# Work order:
Reproduce the listing below precisely, leaving every line intact.

# Exercise data:
....
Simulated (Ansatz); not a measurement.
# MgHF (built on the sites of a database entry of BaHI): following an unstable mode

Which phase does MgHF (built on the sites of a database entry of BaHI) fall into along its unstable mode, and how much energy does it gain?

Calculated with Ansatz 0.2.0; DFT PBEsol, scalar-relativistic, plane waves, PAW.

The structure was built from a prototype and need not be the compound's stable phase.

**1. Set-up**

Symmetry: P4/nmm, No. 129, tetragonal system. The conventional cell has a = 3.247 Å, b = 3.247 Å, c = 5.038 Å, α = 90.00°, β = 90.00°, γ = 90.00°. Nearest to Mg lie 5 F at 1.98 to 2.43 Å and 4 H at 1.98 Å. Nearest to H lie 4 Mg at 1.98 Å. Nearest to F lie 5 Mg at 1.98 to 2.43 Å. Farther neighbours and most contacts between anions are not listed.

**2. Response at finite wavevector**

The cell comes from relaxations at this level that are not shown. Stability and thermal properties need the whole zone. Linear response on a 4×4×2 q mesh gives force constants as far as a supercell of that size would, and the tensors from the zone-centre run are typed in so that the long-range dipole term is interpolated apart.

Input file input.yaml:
....

# Task output:
Simulated (Ansatz); not a measurement.
# MgHF (built on the sites of a database entry of BaHI): following an unstable mode

Which phase does MgHF (built on the sites of a database entry of BaHI) fall into along its unstable mode, and how much energy does it gain?

Calculated with Ansatz 0.2.0; DFT PBEsol, scalar-relativistic, plane waves, PAW.

The structure was built from a prototype and need not be the compound's stable phase.

**1. Set-up**

Symmetry: P4/nmm, No. 129, tetragonal system. The conventional cell has a = 3.247 Å, b = 3.247 Å, c = 5.038 Å, α = 90.00°, β = 90.00°, γ = 90.00°. Nearest to Mg lie 5 F at 1.98 to 2.43 Å and 4 H at 1.98 Å. Nearest to H lie 4 Mg at 1.98 Å. Nearest to F lie 5 Mg at 1.98 to 2.43 Å. Farther neighbours and most contacts between anions are not listed.

**2. Response at finite wavevector**

The cell comes from relaxations at this level that are not shown. Stability and thermal properties need the whole zone. Linear response on a 4×4×2 q mesh gives force constants as far as a supercell of that size would, and the tensors from the zone-centre run are typed in so that the long-range dipole term is interpolated apart.

Input file input.yaml:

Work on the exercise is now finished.